Work request ::
Copy, exactly and without additions, every line in the records below from the one holding "0.0 | +0.05 |" through the one holding "VASP's potentials were", both ends included.

----------------
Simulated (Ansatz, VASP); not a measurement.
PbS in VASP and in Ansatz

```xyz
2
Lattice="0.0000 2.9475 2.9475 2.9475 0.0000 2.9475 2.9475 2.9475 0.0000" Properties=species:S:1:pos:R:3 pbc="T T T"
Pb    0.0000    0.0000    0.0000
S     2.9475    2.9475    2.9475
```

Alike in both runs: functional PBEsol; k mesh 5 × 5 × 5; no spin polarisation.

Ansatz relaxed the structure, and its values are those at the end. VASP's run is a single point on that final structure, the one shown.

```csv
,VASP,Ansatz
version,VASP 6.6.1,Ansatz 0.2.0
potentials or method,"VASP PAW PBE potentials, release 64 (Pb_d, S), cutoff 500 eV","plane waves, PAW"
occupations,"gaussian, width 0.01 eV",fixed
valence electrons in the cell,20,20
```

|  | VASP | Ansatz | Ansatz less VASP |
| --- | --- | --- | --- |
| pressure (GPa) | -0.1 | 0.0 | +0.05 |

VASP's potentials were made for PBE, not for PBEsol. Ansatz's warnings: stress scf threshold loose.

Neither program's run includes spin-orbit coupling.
----------------

Expected answer ::
| pressure (GPa) | -0.1 | 0.0 | +0.05 |

VASP's potentials were made for PBE, not for PBEsol. Ansatz's warnings: stress scf threshold loose.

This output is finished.